- [Required action] In the entries that follow, the first line to write out is the one containing "VASP | Ansatz |", and the last is the one containing "Estimate Ansatz's values.". Reproduce that stretch exactly, with nothing before or after it.

- [Data section]
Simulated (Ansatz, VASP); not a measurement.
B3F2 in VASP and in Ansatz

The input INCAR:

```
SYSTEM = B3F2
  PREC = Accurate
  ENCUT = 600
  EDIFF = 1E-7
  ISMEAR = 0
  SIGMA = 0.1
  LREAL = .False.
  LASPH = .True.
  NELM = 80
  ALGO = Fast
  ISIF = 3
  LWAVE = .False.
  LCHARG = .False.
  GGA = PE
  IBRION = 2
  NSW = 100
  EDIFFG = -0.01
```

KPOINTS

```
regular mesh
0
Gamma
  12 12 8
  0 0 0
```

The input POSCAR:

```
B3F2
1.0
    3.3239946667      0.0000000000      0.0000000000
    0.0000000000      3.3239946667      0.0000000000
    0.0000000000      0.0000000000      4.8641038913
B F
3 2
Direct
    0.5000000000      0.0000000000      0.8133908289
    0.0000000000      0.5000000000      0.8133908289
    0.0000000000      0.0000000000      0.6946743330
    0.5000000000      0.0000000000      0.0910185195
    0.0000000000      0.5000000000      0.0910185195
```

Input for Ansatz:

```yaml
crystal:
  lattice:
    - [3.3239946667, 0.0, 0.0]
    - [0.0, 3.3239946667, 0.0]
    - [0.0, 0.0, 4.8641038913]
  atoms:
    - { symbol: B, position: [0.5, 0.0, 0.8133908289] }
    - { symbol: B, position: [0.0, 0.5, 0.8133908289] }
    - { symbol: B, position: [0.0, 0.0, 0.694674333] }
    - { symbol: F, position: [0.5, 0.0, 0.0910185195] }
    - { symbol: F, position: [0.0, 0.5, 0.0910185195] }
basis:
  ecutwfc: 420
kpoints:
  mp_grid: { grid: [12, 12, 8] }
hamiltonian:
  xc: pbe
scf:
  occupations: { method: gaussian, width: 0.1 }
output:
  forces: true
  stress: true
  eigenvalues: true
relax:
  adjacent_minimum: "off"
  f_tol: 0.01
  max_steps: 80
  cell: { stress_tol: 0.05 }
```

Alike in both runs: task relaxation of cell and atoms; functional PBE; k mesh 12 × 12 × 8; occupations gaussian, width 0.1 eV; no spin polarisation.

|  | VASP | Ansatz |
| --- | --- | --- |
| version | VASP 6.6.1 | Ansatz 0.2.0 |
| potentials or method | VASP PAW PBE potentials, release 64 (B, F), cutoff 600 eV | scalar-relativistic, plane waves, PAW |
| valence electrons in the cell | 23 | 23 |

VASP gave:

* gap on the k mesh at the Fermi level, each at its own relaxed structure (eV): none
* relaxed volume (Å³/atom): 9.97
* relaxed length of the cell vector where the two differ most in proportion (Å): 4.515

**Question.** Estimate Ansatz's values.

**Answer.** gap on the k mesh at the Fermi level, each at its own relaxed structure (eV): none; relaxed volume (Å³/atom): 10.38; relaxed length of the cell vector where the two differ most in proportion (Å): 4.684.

- [Written reply]
|  | VASP | Ansatz |
| --- | --- | --- |
| version | VASP 6.6.1 | Ansatz 0.2.0 |
| potentials or method | VASP PAW PBE potentials, release 64 (B, F), cutoff 600 eV | scalar-relativistic, plane waves, PAW |
| valence electrons in the cell | 23 | 23 |

VASP gave:

* gap on the k mesh at the Fermi level, each at its own relaxed structure (eV): none
* relaxed volume (Å³/atom): 9.97
* relaxed length of the cell vector where the two differ most in proportion (Å): 4.515

**Question.** Estimate Ansatz's values.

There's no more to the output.